- Assigned task: The records should be restated exactly from their first line through the line with "Job settings and" in it.

- Entries supplied:
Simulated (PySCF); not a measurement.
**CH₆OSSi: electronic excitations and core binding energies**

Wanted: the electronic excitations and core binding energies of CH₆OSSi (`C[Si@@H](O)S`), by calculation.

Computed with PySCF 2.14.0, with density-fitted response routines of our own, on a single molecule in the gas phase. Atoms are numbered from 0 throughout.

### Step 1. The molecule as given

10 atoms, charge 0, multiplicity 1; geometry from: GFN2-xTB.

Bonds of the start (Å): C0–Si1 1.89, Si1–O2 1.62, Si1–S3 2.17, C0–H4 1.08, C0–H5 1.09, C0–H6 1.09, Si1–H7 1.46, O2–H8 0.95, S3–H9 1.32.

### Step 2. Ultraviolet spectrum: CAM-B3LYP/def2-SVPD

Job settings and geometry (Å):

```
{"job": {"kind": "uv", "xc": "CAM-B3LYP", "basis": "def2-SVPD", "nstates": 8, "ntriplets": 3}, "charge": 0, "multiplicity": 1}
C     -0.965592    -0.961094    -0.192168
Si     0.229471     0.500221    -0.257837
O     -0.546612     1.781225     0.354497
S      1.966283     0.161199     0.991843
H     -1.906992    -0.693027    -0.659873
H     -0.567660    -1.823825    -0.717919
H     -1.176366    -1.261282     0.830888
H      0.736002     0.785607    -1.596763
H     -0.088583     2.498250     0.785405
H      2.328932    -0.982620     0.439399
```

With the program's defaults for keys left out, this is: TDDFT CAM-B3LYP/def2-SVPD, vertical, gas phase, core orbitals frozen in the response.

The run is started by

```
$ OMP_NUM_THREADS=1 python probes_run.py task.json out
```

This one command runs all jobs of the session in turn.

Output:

- Worked solution:
Simulated (PySCF); not a measurement.
**CH₆OSSi: electronic excitations and core binding energies**

Wanted: the electronic excitations and core binding energies of CH₆OSSi (`C[Si@@H](O)S`), by calculation.

Computed with PySCF 2.14.0, with density-fitted response routines of our own, on a single molecule in the gas phase. Atoms are numbered from 0 throughout.

### Step 1. The molecule as given

10 atoms, charge 0, multiplicity 1; geometry from: GFN2-xTB.

Bonds of the start (Å): C0–Si1 1.89, Si1–O2 1.62, Si1–S3 2.17, C0–H4 1.08, C0–H5 1.09, C0–H6 1.09, Si1–H7 1.46, O2–H8 0.95, S3–H9 1.32.

### Step 2. Ultraviolet spectrum: CAM-B3LYP/def2-SVPD

Job settings and geometry (Å):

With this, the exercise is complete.